+++++

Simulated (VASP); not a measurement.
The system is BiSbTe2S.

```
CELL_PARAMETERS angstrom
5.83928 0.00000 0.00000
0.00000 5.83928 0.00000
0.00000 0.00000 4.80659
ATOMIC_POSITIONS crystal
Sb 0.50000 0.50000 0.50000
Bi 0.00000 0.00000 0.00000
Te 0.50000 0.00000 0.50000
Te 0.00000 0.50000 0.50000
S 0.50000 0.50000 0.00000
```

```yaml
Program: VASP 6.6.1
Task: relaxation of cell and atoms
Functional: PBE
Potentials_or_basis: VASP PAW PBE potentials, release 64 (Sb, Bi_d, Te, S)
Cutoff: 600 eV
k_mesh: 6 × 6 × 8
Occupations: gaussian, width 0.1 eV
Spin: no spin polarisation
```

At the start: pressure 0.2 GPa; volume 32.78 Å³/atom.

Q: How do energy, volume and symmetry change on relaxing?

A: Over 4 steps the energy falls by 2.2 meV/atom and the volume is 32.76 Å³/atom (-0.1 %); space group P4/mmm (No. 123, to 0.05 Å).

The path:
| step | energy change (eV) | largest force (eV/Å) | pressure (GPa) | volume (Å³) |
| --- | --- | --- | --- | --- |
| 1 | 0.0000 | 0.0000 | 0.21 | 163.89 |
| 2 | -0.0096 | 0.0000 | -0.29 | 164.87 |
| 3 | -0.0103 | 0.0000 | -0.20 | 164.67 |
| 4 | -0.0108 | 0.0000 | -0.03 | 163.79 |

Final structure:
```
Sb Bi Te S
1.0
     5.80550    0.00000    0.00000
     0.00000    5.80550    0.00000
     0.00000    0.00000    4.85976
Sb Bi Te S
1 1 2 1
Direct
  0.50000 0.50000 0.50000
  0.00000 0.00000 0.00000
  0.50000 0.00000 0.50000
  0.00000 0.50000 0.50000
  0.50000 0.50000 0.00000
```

+++++

• Work task: Output the lines of the records above exactly as they appear, from the line containing "At the start: pressure" through the line containing "-0.03 | 163.79 |".

• Exercise result:
At the start: pressure 0.2 GPa; volume 32.78 Å³/atom.

Q: How do energy, volume and symmetry change on relaxing?

A: Over 4 steps the energy falls by 2.2 meV/atom and the volume is 32.76 Å³/atom (-0.1 %); space group P4/mmm (No. 123, to 0.05 Å).

The path:
| step | energy change (eV) | largest force (eV/Å) | pressure (GPa) | volume (Å³) |
| --- | --- | --- | --- | --- |
| 1 | 0.0000 | 0.0000 | 0.21 | 163.89 |
| 2 | -0.0096 | 0.0000 | -0.29 | 164.87 |
| 3 | -0.0103 | 0.0000 | -0.20 | 164.67 |
| 4 | -0.0108 | 0.0000 | -0.03 | 163.79 |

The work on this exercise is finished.